• Given records:
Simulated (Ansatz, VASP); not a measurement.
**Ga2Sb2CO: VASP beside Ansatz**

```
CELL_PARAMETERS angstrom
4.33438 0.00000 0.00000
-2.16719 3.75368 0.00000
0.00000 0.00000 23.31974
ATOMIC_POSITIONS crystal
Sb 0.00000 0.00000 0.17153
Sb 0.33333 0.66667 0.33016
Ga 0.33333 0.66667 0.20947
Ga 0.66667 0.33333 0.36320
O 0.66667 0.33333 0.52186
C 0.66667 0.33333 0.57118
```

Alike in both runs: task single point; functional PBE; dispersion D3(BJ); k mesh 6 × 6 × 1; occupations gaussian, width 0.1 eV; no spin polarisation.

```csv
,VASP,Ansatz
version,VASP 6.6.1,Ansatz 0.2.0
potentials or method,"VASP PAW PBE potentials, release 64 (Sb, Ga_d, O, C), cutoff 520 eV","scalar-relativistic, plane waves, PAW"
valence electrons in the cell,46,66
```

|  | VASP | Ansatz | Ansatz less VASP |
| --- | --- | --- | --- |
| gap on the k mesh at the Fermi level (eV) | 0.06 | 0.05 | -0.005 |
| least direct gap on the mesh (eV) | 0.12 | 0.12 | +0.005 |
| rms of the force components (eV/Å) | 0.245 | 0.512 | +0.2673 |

• Brief:
From the first line to the last, copy the records without alteration.

• Solution:
Simulated (Ansatz, VASP); not a measurement.
**Ga2Sb2CO: VASP beside Ansatz**

```
CELL_PARAMETERS angstrom
4.33438 0.00000 0.00000
-2.16719 3.75368 0.00000
0.00000 0.00000 23.31974
ATOMIC_POSITIONS crystal
Sb 0.00000 0.00000 0.17153
Sb 0.33333 0.66667 0.33016
Ga 0.33333 0.66667 0.20947
Ga 0.66667 0.33333 0.36320
O 0.66667 0.33333 0.52186
C 0.66667 0.33333 0.57118
```

Alike in both runs: task single point; functional PBE; dispersion D3(BJ); k mesh 6 × 6 × 1; occupations gaussian, width 0.1 eV; no spin polarisation.

```csv
,VASP,Ansatz
version,VASP 6.6.1,Ansatz 0.2.0
potentials or method,"VASP PAW PBE potentials, release 64 (Sb, Ga_d, O, C), cutoff 520 eV","scalar-relativistic, plane waves, PAW"
valence electrons in the cell,46,66
```

|  | VASP | Ansatz | Ansatz less VASP |
| --- | --- | --- | --- |
| gap on the k mesh at the Fermi level (eV) | 0.06 | 0.05 | -0.005 |
| least direct gap on the mesh (eV) | 0.12 | 0.12 | +0.005 |
| rms of the force components (eV/Å) | 0.245 | 0.512 | +0.2673 |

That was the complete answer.